### ASSIGNMENT
Copy out the full listing that comes next, exactly.

### SUPPLIED ENTRIES
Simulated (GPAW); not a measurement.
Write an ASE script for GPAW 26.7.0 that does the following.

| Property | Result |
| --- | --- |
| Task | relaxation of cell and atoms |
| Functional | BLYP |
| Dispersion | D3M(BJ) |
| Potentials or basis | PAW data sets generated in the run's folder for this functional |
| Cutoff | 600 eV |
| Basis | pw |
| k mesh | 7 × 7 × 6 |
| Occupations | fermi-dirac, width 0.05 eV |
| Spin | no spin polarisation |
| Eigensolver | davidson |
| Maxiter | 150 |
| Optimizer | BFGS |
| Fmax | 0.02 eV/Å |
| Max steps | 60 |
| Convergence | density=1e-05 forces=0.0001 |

### ANSWER SPACE
Simulated (GPAW); not a measurement.
Write an ASE script for GPAW 26.7.0 that does the following.

| Property | Result |
| --- | --- |
| Task | relaxation of cell and atoms |
| Functional | BLYP |
| Dispersion | D3M(BJ) |
| Potentials or basis | PAW data sets generated in the run's folder for this functional |
| Cutoff | 600 eV |
| Basis | pw |
| k mesh | 7 × 7 × 6 |
| Occupations | fermi-dirac, width 0.05 eV |
| Spin | no spin polarisation |
| Eigensolver | davidson |
| Maxiter | 150 |
| Optimizer | BFGS |
| Fmax | 0.02 eV/Å |
| Max steps | 60 |
| Convergence | density=1e-05 forces=0.0001 |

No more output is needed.